### RECORD EXCERPTS
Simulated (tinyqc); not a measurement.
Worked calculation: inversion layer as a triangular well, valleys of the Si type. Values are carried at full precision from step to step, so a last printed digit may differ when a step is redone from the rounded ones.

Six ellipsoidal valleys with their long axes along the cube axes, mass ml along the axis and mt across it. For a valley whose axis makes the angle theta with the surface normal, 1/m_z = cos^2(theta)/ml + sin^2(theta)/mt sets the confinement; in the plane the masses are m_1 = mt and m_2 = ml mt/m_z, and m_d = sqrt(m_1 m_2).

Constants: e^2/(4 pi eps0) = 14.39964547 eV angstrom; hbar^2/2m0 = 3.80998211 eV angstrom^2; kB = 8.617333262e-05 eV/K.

### ASSIGNMENT
Starting with the first line of the records above, give back each line exactly until the line with "Worked calculation: inversion" has been given as well.

### SOLUTION
Simulated (tinyqc); not a measurement.
Worked calculation: inversion layer as a triangular well, valleys of the Si type. Values are carried at full precision from step to step, so a last printed digit may differ when a step is redone from the rounded ones.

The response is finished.